Listed records below:

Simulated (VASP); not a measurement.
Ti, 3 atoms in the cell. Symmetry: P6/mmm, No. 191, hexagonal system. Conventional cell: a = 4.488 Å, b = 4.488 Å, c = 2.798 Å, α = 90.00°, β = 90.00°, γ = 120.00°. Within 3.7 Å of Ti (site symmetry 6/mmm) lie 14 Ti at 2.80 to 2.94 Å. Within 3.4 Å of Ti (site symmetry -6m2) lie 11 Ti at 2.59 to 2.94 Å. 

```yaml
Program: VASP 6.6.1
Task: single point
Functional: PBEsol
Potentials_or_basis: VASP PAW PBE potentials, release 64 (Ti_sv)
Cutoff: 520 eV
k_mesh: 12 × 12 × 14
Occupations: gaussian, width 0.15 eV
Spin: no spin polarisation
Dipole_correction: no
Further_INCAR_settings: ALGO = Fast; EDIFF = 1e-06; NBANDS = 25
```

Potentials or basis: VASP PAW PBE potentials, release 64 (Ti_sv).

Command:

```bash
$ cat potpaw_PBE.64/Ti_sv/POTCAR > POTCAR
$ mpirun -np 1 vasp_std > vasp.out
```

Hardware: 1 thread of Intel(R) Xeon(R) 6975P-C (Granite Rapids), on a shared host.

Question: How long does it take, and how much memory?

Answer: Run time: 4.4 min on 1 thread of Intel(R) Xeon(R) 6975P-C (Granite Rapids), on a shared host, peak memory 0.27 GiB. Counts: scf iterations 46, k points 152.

End of Listed records.

## Task item
Word for word, please print every line from the beginning of the records to the line bearing "Question: How long", counting both ends and stopping there.

## Written reply
Simulated (VASP); not a measurement.
Ti, 3 atoms in the cell. Symmetry: P6/mmm, No. 191, hexagonal system. Conventional cell: a = 4.488 Å, b = 4.488 Å, c = 2.798 Å, α = 90.00°, β = 90.00°, γ = 120.00°. Within 3.7 Å of Ti (site symmetry 6/mmm) lie 14 Ti at 2.80 to 2.94 Å. Within 3.4 Å of Ti (site symmetry -6m2) lie 11 Ti at 2.59 to 2.94 Å. 

```yaml
Program: VASP 6.6.1
Task: single point
Functional: PBEsol
Potentials_or_basis: VASP PAW PBE potentials, release 64 (Ti_sv)
Cutoff: 520 eV
k_mesh: 12 × 12 × 14
Occupations: gaussian, width 0.15 eV
Spin: no spin polarisation
Dipole_correction: no
Further_INCAR_settings: ALGO = Fast; EDIFF = 1e-06; NBANDS = 25
```

Potentials or basis: VASP PAW PBE potentials, release 64 (Ti_sv).

Command:

```bash
$ cat potpaw_PBE.64/Ti_sv/POTCAR > POTCAR
$ mpirun -np 1 vasp_std > vasp.out
```

Hardware: 1 thread of Intel(R) Xeon(R) 6975P-C (Granite Rapids), on a shared host.

Question: How long does it take, and how much memory?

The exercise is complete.